» ASSIGNMENT: Once the line containing "pseudo partner (Ta)**" has been copied, stop; copy every line before it exactly, beginning with the first line of the material below.

» SOURCE MATERIAL:
....

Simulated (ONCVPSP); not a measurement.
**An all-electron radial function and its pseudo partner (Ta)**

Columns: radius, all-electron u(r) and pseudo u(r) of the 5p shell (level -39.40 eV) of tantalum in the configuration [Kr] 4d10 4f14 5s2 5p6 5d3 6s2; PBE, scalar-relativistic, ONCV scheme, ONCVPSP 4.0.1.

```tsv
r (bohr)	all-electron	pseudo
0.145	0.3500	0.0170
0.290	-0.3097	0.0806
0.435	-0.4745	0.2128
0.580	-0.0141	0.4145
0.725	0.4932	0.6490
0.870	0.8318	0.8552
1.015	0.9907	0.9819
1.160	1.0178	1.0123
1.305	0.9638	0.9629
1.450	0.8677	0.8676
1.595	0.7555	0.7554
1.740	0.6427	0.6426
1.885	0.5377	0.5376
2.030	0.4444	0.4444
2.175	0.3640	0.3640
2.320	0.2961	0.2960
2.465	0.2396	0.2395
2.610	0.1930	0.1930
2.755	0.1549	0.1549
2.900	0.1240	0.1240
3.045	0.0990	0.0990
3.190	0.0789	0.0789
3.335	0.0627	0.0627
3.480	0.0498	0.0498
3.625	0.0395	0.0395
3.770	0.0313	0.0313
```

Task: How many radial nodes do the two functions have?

....

» TASK RESULT:
Simulated (ONCVPSP); not a measurement.
**An all-electron radial function and its pseudo partner (Ta)**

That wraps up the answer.